....

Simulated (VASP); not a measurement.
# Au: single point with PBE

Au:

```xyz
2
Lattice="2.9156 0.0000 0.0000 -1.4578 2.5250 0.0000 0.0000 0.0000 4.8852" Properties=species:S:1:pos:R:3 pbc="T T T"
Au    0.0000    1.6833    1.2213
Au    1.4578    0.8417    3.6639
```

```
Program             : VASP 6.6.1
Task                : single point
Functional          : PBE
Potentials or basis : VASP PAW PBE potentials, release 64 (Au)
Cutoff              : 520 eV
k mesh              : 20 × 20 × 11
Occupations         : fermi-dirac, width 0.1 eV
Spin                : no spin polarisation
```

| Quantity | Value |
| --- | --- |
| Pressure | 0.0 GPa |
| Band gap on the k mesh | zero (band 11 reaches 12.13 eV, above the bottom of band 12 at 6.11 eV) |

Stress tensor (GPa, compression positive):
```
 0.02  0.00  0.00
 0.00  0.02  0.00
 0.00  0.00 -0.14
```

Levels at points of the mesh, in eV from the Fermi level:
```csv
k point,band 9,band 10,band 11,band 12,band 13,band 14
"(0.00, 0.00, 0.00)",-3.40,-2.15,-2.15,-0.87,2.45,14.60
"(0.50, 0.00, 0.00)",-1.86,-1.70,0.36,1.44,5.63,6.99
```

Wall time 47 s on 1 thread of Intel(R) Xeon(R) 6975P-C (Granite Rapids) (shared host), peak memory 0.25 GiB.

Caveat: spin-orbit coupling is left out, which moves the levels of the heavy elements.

....

Reproduce the lines of the entries above from the one with "Stress tensor (GPa, compression" to the one with "Wall time 47", both included, exactly and without any other line.

Stress tensor (GPa, compression positive):
```
 0.02  0.00  0.00
 0.00  0.02  0.00
 0.00  0.00 -0.14
```

Levels at points of the mesh, in eV from the Fermi level:
```csv
k point,band 9,band 10,band 11,band 12,band 13,band 14
"(0.00, 0.00, 0.00)",-3.40,-2.15,-2.15,-0.87,2.45,14.60
"(0.50, 0.00, 0.00)",-1.86,-1.70,0.36,1.44,5.63,6.99
```

Wall time 47 s on 1 thread of Intel(R) Xeon(R) 6975P-C (Granite Rapids) (shared host), peak memory 0.25 GiB.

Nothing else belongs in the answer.